Your task is to repeat exactly the lines below between the line holding "F' = X^T F X (alpha)" and the line holding "orbital energies (beta)", inclusive, and only those.

┏━━
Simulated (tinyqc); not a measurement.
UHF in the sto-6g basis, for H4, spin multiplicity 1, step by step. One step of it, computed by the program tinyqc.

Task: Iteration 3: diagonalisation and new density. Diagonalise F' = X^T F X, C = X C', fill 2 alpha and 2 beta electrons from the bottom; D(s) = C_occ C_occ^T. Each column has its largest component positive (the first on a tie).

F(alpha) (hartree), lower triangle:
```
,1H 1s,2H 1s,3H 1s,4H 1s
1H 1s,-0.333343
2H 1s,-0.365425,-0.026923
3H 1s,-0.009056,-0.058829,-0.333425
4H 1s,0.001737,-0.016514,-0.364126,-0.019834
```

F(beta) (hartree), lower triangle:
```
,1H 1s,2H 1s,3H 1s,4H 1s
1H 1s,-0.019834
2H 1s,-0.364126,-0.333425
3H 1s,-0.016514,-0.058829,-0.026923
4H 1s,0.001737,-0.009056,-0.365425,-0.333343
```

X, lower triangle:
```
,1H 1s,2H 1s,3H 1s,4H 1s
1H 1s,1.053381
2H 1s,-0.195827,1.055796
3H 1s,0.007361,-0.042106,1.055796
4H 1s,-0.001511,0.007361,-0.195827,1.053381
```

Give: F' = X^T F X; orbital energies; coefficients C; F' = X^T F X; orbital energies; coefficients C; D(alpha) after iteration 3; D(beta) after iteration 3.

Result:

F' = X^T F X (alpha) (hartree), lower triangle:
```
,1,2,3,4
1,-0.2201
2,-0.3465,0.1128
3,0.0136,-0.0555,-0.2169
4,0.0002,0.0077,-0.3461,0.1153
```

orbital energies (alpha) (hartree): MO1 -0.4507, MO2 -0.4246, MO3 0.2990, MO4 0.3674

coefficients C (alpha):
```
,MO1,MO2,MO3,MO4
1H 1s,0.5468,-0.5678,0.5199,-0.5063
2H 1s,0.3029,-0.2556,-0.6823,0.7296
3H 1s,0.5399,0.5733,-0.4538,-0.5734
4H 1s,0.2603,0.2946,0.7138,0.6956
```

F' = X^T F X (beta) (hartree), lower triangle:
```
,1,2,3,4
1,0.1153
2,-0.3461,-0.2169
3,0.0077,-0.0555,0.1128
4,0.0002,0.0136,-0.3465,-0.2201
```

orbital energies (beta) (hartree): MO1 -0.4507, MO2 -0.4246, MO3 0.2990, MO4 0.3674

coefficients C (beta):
┗━━

## Reply
F' = X^T F X (alpha) (hartree), lower triangle:
```
,1,2,3,4
1,-0.2201
2,-0.3465,0.1128
3,0.0136,-0.0555,-0.2169
4,0.0002,0.0077,-0.3461,0.1153
```

orbital energies (alpha) (hartree): MO1 -0.4507, MO2 -0.4246, MO3 0.2990, MO4 0.3674

coefficients C (alpha):
```
,MO1,MO2,MO3,MO4
1H 1s,0.5468,-0.5678,0.5199,-0.5063
2H 1s,0.3029,-0.2556,-0.6823,0.7296
3H 1s,0.5399,0.5733,-0.4538,-0.5734
4H 1s,0.2603,0.2946,0.7138,0.6956
```

F' = X^T F X (beta) (hartree), lower triangle:
```
,1,2,3,4
1,0.1153
2,-0.3461,-0.2169
3,0.0077,-0.0555,0.1128
4,0.0002,0.0136,-0.3465,-0.2201
```

orbital energies (beta) (hartree): MO1 -0.4507, MO2 -0.4246, MO3 0.2990, MO4 0.3674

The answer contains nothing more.